BEGIN Dataset records
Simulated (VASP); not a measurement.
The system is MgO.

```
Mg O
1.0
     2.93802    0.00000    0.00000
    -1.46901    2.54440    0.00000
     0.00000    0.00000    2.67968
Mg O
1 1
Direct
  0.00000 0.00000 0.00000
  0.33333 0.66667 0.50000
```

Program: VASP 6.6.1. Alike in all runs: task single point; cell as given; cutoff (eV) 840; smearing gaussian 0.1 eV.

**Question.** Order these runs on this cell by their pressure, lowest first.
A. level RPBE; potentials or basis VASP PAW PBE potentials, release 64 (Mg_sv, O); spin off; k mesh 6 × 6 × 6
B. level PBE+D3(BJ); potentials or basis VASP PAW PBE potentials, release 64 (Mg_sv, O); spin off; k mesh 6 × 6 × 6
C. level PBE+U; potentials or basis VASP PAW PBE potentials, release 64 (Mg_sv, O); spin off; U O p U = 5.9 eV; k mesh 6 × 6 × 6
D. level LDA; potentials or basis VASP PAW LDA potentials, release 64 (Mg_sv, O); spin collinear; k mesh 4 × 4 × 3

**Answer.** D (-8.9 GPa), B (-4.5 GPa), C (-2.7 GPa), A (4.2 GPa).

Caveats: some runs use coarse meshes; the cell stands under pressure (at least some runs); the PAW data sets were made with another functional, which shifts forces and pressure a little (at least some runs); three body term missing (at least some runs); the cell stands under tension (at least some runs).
END Dataset records

* Work request
All of the material above needs to be retyped word for word.

* Solution
Simulated (VASP); not a measurement.
The system is MgO.

```
Mg O
1.0
     2.93802    0.00000    0.00000
    -1.46901    2.54440    0.00000
     0.00000    0.00000    2.67968
Mg O
1 1
Direct
  0.00000 0.00000 0.00000
  0.33333 0.66667 0.50000
```

Program: VASP 6.6.1. Alike in all runs: task single point; cell as given; cutoff (eV) 840; smearing gaussian 0.1 eV.

**Question.** Order these runs on this cell by their pressure, lowest first.
A. level RPBE; potentials or basis VASP PAW PBE potentials, release 64 (Mg_sv, O); spin off; k mesh 6 × 6 × 6
B. level PBE+D3(BJ); potentials or basis VASP PAW PBE potentials, release 64 (Mg_sv, O); spin off; k mesh 6 × 6 × 6
C. level PBE+U; potentials or basis VASP PAW PBE potentials, release 64 (Mg_sv, O); spin off; U O p U = 5.9 eV; k mesh 6 × 6 × 6
D. level LDA; potentials or basis VASP PAW LDA potentials, release 64 (Mg_sv, O); spin collinear; k mesh 4 × 4 × 3

**Answer.** D (-8.9 GPa), B (-4.5 GPa), C (-2.7 GPa), A (4.2 GPa).

Caveats: some runs use coarse meshes; the cell stands under pressure (at least some runs); the PAW data sets were made with another functional, which shifts forces and pressure a little (at least some runs); three body term missing (at least some runs); the cell stands under tension (at least some runs).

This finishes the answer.